────

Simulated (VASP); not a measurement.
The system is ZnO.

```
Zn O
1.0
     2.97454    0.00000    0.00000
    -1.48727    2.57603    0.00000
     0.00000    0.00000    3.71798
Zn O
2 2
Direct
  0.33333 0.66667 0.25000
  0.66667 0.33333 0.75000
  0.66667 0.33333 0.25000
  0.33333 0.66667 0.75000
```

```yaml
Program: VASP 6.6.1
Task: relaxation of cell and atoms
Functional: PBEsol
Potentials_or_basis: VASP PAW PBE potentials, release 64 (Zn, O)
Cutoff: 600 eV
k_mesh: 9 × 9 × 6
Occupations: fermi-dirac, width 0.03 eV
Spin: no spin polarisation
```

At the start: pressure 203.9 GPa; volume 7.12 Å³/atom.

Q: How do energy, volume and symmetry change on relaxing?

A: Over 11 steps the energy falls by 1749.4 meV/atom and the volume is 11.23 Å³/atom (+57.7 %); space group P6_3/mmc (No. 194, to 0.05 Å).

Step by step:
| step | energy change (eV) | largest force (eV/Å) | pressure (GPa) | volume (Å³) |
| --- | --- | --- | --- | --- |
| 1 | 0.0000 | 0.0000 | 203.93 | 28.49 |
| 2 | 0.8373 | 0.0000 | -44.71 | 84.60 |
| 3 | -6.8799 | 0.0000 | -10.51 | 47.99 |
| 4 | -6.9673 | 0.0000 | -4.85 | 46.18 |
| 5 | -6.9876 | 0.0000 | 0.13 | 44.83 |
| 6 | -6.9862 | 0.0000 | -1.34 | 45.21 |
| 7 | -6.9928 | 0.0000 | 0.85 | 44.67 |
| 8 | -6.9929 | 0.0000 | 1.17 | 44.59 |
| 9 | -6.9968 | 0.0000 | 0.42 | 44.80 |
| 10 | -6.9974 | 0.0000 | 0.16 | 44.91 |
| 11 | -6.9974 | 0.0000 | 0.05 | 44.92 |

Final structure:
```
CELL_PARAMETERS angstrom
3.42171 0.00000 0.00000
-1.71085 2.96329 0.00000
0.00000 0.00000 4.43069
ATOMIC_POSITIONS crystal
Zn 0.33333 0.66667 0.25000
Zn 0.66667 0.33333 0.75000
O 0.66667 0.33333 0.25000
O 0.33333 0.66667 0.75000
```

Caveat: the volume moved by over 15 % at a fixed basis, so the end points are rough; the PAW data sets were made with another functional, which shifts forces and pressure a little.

────

> _Assigned task_:
Begin with the first line of the listing and copy exactly through the line that contains "-10.51 | 47.99 |", please, keeping both ends and leaving out everything after.

> _Answer section_:
Simulated (VASP); not a measurement.
The system is ZnO.

```
Zn O
1.0
     2.97454    0.00000    0.00000
    -1.48727    2.57603    0.00000
     0.00000    0.00000    3.71798
Zn O
2 2
Direct
  0.33333 0.66667 0.25000
  0.66667 0.33333 0.75000
  0.66667 0.33333 0.25000
  0.33333 0.66667 0.75000
```

```yaml
Program: VASP 6.6.1
Task: relaxation of cell and atoms
Functional: PBEsol
Potentials_or_basis: VASP PAW PBE potentials, release 64 (Zn, O)
Cutoff: 600 eV
k_mesh: 9 × 9 × 6
Occupations: fermi-dirac, width 0.03 eV
Spin: no spin polarisation
```

At the start: pressure 203.9 GPa; volume 7.12 Å³/atom.

Q: How do energy, volume and symmetry change on relaxing?

A: Over 11 steps the energy falls by 1749.4 meV/atom and the volume is 11.23 Å³/atom (+57.7 %); space group P6_3/mmc (No. 194, to 0.05 Å).

Step by step:
| step | energy change (eV) | largest force (eV/Å) | pressure (GPa) | volume (Å³) |
| --- | --- | --- | --- | --- |
| 1 | 0.0000 | 0.0000 | 203.93 | 28.49 |
| 2 | 0.8373 | 0.0000 | -44.71 | 84.60 |
| 3 | -6.8799 | 0.0000 | -10.51 | 47.99 |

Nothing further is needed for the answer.